● Material shown
>>>>>

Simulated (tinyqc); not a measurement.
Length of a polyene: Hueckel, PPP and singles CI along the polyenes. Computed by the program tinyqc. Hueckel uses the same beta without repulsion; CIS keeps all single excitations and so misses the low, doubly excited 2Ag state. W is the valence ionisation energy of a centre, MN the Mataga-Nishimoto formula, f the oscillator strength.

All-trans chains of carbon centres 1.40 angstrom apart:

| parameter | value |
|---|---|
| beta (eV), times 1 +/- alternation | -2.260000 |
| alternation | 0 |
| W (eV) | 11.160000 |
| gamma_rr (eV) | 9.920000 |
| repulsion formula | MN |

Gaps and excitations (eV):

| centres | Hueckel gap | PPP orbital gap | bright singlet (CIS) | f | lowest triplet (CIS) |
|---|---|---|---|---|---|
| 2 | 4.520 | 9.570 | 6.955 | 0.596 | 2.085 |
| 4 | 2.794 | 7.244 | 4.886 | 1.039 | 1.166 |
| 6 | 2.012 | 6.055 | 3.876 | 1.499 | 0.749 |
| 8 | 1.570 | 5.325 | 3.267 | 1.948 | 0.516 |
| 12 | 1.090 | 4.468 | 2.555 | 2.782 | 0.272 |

<<<<<

● Activity
Write each record out again exactly.

● Task response
Simulated (tinyqc); not a measurement.
Length of a polyene: Hueckel, PPP and singles CI along the polyenes. Computed by the program tinyqc. Hueckel uses the same beta without repulsion; CIS keeps all single excitations and so misses the low, doubly excited 2Ag state. W is the valence ionisation energy of a centre, MN the Mataga-Nishimoto formula, f the oscillator strength.

All-trans chains of carbon centres 1.40 angstrom apart:

| parameter | value |
|---|---|
| beta (eV), times 1 +/- alternation | -2.260000 |
| alternation | 0 |
| W (eV) | 11.160000 |
| gamma_rr (eV) | 9.920000 |
| repulsion formula | MN |

Gaps and excitations (eV):

| centres | Hueckel gap | PPP orbital gap | bright singlet (CIS) | f | lowest triplet (CIS) |
|---|---|---|---|---|---|
| 2 | 4.520 | 9.570 | 6.955 | 0.596 | 2.085 |
| 4 | 2.794 | 7.244 | 4.886 | 1.039 | 1.166 |
| 6 | 2.012 | 6.055 | 3.876 | 1.499 | 0.749 |
| 8 | 1.570 | 5.325 | 3.267 | 1.948 | 0.516 |
| 12 | 1.090 | 4.468 | 2.555 | 2.782 | 0.272 |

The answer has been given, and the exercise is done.